## Work order
Range to reproduce from the entries below: the line with "Two related species, optimised", the line with "Answer. A is", and every line in between. Give them exactly and give nothing else.

——

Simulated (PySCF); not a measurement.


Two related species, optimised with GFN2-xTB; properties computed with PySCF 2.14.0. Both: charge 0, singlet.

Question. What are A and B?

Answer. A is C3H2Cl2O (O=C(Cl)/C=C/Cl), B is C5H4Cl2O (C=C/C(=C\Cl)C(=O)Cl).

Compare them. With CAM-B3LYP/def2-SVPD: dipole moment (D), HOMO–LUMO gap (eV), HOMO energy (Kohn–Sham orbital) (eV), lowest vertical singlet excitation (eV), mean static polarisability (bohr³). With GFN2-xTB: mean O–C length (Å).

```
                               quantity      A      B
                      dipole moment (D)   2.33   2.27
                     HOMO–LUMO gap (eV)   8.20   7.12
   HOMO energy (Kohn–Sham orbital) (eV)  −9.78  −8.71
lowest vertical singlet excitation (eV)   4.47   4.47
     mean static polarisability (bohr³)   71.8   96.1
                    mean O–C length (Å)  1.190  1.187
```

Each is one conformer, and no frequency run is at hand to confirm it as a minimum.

——

## Exercise solution
Two related species, optimised with GFN2-xTB; properties computed with PySCF 2.14.0. Both: charge 0, singlet.

Question. What are A and B?

Answer. A is C3H2Cl2O (O=C(Cl)/C=C/Cl), B is C5H4Cl2O (C=C/C(=C\Cl)C(=O)Cl).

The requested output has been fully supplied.